────────────────────────────────────────

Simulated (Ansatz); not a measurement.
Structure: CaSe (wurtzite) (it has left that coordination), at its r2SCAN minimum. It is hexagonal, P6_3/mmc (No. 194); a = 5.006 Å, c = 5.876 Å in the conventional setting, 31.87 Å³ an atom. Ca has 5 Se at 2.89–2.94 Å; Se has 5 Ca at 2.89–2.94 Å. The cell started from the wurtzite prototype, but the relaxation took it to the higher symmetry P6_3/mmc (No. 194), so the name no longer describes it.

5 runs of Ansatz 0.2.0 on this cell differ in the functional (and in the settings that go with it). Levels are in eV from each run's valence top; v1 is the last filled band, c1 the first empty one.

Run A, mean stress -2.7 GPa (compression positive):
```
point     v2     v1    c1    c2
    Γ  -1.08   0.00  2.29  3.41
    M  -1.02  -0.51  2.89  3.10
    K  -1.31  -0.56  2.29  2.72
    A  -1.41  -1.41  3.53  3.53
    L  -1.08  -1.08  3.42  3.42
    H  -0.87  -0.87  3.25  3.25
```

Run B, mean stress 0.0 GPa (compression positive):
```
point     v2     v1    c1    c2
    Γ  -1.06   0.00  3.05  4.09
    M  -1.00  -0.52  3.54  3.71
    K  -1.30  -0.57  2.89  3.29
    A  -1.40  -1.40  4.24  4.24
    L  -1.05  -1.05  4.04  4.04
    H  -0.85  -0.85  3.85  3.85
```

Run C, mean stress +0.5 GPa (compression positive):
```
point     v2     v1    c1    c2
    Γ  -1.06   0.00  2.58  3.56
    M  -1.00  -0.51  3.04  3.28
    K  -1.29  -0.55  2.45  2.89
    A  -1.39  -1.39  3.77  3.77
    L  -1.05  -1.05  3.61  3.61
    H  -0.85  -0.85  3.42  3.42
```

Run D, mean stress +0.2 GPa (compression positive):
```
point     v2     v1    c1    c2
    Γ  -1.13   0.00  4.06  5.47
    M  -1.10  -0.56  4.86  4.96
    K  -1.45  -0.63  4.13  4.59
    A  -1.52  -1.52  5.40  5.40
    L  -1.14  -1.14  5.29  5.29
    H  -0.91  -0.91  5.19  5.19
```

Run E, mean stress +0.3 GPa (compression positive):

────────────────────────────────────────

Work instruction:
Look above and return each line of the records exactly, from the very first through the line with "Structure: CaSe (wurtzite)", both included.

Problem solution:
Simulated (Ansatz); not a measurement.
Structure: CaSe (wurtzite) (it has left that coordination), at its r2SCAN minimum. It is hexagonal, P6_3/mmc (No. 194); a = 5.006 Å, c = 5.876 Å in the conventional setting, 31.87 Å³ an atom. Ca has 5 Se at 2.89–2.94 Å; Se has 5 Ca at 2.89–2.94 Å. The cell started from the wurtzite prototype, but the relaxation took it to the higher symmetry P6_3/mmc (No. 194), so the name no longer describes it.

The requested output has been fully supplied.